**PROVIDED MATERIAL**
════════

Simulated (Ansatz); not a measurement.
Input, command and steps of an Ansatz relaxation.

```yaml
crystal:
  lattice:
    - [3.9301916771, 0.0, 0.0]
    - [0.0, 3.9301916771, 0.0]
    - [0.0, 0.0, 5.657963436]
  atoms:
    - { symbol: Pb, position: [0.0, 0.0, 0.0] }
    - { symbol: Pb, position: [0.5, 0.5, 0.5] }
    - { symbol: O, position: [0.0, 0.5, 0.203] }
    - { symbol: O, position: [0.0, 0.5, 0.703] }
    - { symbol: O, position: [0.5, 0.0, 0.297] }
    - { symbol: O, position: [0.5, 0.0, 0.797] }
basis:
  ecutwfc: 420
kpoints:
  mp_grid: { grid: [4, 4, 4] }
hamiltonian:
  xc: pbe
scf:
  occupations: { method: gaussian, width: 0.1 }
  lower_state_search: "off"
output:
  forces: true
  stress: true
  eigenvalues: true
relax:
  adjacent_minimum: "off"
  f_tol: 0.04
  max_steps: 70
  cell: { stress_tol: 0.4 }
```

════════

**ASSIGNED TASK**
Print all the data above word for word.

**ANSWER AREA**
Simulated (Ansatz); not a measurement.
Input, command and steps of an Ansatz relaxation.

```yaml
crystal:
  lattice:
    - [3.9301916771, 0.0, 0.0]
    - [0.0, 3.9301916771, 0.0]
    - [0.0, 0.0, 5.657963436]
  atoms:
    - { symbol: Pb, position: [0.0, 0.0, 0.0] }
    - { symbol: Pb, position: [0.5, 0.5, 0.5] }
    - { symbol: O, position: [0.0, 0.5, 0.203] }
    - { symbol: O, position: [0.0, 0.5, 0.703] }
    - { symbol: O, position: [0.5, 0.0, 0.297] }
    - { symbol: O, position: [0.5, 0.0, 0.797] }
basis:
  ecutwfc: 420
kpoints:
  mp_grid: { grid: [4, 4, 4] }
hamiltonian:
  xc: pbe
scf:
  occupations: { method: gaussian, width: 0.1 }
  lower_state_search: "off"
output:
  forces: true
  stress: true
  eigenvalues: true
relax:
  adjacent_minimum: "off"
  f_tol: 0.04
  max_steps: 70
  cell: { stress_tol: 0.4 }
```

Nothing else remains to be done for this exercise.